■ **Work item**: Your task is to write out exactly the lines of the listing below, from the first down to the line that holds "0.6581 | 15.65 |".

■ **Source material**:
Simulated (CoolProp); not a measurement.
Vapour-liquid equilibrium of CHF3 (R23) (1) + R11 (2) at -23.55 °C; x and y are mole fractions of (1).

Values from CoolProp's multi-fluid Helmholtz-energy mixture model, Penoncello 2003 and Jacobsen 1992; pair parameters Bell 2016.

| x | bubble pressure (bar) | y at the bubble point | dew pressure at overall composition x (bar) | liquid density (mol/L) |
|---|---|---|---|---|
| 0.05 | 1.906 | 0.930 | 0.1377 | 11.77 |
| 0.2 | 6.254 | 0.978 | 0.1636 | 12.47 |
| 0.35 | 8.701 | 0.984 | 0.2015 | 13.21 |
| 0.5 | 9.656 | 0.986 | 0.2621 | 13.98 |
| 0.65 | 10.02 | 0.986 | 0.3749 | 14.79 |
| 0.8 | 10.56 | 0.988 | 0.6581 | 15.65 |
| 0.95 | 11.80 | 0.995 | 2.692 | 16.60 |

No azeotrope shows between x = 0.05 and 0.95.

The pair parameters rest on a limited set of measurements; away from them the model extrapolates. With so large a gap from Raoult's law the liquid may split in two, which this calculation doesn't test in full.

■ **Exercise solution**:
Simulated (CoolProp); not a measurement.
Vapour-liquid equilibrium of CHF3 (R23) (1) + R11 (2) at -23.55 °C; x and y are mole fractions of (1).

Values from CoolProp's multi-fluid Helmholtz-energy mixture model, Penoncello 2003 and Jacobsen 1992; pair parameters Bell 2016.

| x | bubble pressure (bar) | y at the bubble point | dew pressure at overall composition x (bar) | liquid density (mol/L) |
|---|---|---|---|---|
| 0.05 | 1.906 | 0.930 | 0.1377 | 11.77 |
| 0.2 | 6.254 | 0.978 | 0.1636 | 12.47 |
| 0.35 | 8.701 | 0.984 | 0.2015 | 13.21 |
| 0.5 | 9.656 | 0.986 | 0.2621 | 13.98 |
| 0.65 | 10.02 | 0.986 | 0.3749 | 14.79 |
| 0.8 | 10.56 | 0.988 | 0.6581 | 15.65 |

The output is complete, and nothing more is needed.